• EXERCISE:
Transcribe the listing precisely, entry by entry.

• MATERIAL SHOWN:
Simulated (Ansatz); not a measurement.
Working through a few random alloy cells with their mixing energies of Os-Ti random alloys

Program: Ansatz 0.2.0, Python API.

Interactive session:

• ANSWER AREA:
Simulated (Ansatz); not a measurement.
Working through a few random alloy cells with their mixing energies of Os-Ti random alloys

Program: Ansatz 0.2.0, Python API.

Interactive session:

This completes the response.